**Dataset extract**
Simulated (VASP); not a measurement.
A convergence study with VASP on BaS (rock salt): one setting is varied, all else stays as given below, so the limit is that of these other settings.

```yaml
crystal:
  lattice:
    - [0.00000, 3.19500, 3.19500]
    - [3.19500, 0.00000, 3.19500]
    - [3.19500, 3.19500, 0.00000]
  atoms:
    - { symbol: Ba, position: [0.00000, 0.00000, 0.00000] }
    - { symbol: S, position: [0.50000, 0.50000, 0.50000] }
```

**Work order**
Reproduce every line of the data exactly as it was written.

**Task solution**
Simulated (VASP); not a measurement.
A convergence study with VASP on BaS (rock salt): one setting is varied, all else stays as given below, so the limit is that of these other settings.

```yaml
crystal:
  lattice:
    - [0.00000, 3.19500, 3.19500]
    - [3.19500, 0.00000, 3.19500]
    - [3.19500, 3.19500, 0.00000]
  atoms:
    - { symbol: Ba, position: [0.00000, 0.00000, 0.00000] }
    - { symbol: S, position: [0.50000, 0.50000, 0.50000] }
```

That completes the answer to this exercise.